Print exactly the lines below between the line holding "Everything below was" and the line holding "D. CR-CCSD(T)", inclusive, and nothing more.

### DATASET
********
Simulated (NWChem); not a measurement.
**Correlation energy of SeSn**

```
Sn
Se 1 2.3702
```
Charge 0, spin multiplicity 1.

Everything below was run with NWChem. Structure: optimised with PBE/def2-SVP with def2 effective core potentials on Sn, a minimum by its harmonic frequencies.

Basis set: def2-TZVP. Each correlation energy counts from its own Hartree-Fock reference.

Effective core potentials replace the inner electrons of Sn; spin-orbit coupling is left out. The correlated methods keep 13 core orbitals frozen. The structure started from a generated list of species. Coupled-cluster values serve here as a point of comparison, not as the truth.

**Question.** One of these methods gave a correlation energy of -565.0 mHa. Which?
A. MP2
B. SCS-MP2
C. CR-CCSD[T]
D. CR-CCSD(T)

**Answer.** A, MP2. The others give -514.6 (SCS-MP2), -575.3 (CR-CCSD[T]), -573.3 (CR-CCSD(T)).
********

### WRITTEN RESPONSE
Everything below was run with NWChem. Structure: optimised with PBE/def2-SVP with def2 effective core potentials on Sn, a minimum by its harmonic frequencies.

Basis set: def2-TZVP. Each correlation energy counts from its own Hartree-Fock reference.

Effective core potentials replace the inner electrons of Sn; spin-orbit coupling is left out. The correlated methods keep 13 core orbitals frozen. The structure started from a generated list of species. Coupled-cluster values serve here as a point of comparison, not as the truth.

**Question.** One of these methods gave a correlation energy of -565.0 mHa. Which?
A. MP2
B. SCS-MP2
C. CR-CCSD[T]
D. CR-CCSD(T)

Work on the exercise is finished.